* Work item: In the listing below, find the line with "At the start: pressure" and the line with "Over 10 steps". Repeat those two lines and all lines between them exactly.

* Information:
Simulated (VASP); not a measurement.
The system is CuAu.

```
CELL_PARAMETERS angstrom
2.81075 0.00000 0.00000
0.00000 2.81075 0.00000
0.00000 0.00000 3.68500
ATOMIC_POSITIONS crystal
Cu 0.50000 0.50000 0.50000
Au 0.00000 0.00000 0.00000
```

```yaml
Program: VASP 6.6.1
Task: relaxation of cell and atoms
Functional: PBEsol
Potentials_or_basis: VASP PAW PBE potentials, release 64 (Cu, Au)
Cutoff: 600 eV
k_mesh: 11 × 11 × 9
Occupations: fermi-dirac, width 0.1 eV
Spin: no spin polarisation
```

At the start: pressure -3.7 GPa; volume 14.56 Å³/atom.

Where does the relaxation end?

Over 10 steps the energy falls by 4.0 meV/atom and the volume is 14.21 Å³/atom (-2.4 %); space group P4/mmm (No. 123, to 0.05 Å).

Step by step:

* Response box:
At the start: pressure -3.7 GPa; volume 14.56 Å³/atom.

Where does the relaxation end?

Over 10 steps the energy falls by 4.0 meV/atom and the volume is 14.21 Å³/atom (-2.4 %); space group P4/mmm (No. 123, to 0.05 Å).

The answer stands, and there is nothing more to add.